--- Data to examine Enclosed Below ---

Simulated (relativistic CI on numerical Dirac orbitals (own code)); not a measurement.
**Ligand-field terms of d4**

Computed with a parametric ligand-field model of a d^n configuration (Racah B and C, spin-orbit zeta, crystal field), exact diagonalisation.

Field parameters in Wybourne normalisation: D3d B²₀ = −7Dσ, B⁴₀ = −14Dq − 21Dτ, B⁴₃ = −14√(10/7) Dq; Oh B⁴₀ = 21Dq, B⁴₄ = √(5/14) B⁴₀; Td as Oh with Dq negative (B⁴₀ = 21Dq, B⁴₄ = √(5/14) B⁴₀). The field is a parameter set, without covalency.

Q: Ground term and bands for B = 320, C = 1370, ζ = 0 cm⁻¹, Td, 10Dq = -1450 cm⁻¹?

--- End of Enclosed Data to examine ---

> **Work instruction**: The records above are to be duplicated in full and exactly.

> **Written reply**:
Simulated (relativistic CI on numerical Dirac orbitals (own code)); not a measurement.
**Ligand-field terms of d4**

Computed with a parametric ligand-field model of a d^n configuration (Racah B and C, spin-orbit zeta, crystal field), exact diagonalisation.

Field parameters in Wybourne normalisation: D3d B²₀ = −7Dσ, B⁴₀ = −14Dq − 21Dτ, B⁴₃ = −14√(10/7) Dq; Oh B⁴₀ = 21Dq, B⁴₄ = √(5/14) B⁴₀; Td as Oh with Dq negative (B⁴₀ = 21Dq, B⁴₄ = √(5/14) B⁴₀). The field is a parameter set, without covalency.

Q: Ground term and bands for B = 320, C = 1370, ζ = 0 cm⁻¹, Td, 10Dq = -1450 cm⁻¹?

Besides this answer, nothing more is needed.